#### ENTRIES SHOWN
___
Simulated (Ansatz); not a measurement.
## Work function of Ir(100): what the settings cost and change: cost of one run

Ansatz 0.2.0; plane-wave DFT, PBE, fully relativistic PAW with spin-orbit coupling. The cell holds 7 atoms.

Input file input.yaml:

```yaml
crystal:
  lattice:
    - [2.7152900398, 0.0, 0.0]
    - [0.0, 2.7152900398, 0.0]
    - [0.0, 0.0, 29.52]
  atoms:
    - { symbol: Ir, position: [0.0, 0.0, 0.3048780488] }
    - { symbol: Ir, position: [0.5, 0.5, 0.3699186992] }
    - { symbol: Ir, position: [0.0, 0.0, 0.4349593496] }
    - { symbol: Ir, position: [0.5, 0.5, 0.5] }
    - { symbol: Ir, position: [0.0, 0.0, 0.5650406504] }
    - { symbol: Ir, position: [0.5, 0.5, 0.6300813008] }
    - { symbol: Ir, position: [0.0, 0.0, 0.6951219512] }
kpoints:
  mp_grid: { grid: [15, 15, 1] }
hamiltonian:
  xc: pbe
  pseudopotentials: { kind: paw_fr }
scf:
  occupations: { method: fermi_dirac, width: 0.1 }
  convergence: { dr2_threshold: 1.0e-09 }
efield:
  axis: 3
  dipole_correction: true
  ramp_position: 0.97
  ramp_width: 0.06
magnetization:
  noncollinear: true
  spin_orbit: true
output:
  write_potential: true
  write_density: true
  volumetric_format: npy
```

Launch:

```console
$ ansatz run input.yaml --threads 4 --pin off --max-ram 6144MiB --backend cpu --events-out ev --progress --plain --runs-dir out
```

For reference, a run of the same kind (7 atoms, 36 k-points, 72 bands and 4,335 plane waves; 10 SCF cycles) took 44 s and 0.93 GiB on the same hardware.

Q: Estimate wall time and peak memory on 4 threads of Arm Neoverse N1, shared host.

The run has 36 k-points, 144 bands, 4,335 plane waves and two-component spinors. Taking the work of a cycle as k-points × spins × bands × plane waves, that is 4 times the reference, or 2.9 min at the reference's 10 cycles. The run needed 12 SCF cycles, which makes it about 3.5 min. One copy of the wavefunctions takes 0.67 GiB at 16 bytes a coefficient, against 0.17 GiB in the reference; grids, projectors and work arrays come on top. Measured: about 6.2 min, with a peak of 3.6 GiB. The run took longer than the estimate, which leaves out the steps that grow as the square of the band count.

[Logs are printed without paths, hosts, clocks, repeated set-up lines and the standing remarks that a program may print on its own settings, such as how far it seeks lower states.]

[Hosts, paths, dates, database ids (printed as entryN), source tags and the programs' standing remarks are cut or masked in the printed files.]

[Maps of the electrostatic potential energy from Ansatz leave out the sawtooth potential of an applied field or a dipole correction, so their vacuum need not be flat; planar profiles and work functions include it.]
___

#### ASSIGNMENT
Please output the lines of the listing above that fall in the stretch from the one with "For reference, a" through the one with "The run has", exactly and only those.

#### EXERCISE ANSWER
For reference, a run of the same kind (7 atoms, 36 k-points, 72 bands and 4,335 plane waves; 10 SCF cycles) took 44 s and 0.93 GiB on the same hardware.

Q: Estimate wall time and peak memory on 4 threads of Arm Neoverse N1, shared host.

The run has 36 k-points, 144 bands, 4,335 plane waves and two-component spinors. Taking the work of a cycle as k-points × spins × bands × plane waves, that is 4 times the reference, or 2.9 min at the reference's 10 cycles. The run needed 12 SCF cycles, which makes it about 3.5 min. One copy of the wavefunctions takes 0.67 GiB at 16 bytes a coefficient, against 0.17 GiB in the reference; grids, projectors and work arrays come on top. Measured: about 6.2 min, with a peak of 3.6 GiB. The run took longer than the estimate, which leaves out the steps that grow as the square of the band count.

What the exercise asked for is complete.